**********
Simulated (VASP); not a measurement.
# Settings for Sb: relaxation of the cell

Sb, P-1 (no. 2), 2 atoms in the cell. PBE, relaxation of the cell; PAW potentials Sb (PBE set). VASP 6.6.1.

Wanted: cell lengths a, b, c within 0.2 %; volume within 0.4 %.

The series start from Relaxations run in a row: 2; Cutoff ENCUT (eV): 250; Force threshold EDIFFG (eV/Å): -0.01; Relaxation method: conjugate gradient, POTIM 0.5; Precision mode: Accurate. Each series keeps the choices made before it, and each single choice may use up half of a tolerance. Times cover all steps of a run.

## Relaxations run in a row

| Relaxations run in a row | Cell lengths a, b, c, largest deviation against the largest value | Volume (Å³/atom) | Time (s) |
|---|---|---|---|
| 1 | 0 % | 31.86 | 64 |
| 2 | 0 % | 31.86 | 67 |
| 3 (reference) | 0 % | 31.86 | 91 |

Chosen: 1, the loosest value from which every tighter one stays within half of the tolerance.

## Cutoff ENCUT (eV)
**********

### Assigned task:
Output every record exactly as written, with nothing dropped.

### Written solution:
Simulated (VASP); not a measurement.
# Settings for Sb: relaxation of the cell

Sb, P-1 (no. 2), 2 atoms in the cell. PBE, relaxation of the cell; PAW potentials Sb (PBE set). VASP 6.6.1.

Wanted: cell lengths a, b, c within 0.2 %; volume within 0.4 %.

The series start from Relaxations run in a row: 2; Cutoff ENCUT (eV): 250; Force threshold EDIFFG (eV/Å): -0.01; Relaxation method: conjugate gradient, POTIM 0.5; Precision mode: Accurate. Each series keeps the choices made before it, and each single choice may use up half of a tolerance. Times cover all steps of a run.

## Relaxations run in a row

| Relaxations run in a row | Cell lengths a, b, c, largest deviation against the largest value | Volume (Å³/atom) | Time (s) |
|---|---|---|---|
| 1 | 0 % | 31.86 | 64 |
| 2 | 0 % | 31.86 | 67 |
| 3 (reference) | 0 % | 31.86 | 91 |

Chosen: 1, the loosest value from which every tighter one stays within half of the tolerance.

## Cutoff ENCUT (eV)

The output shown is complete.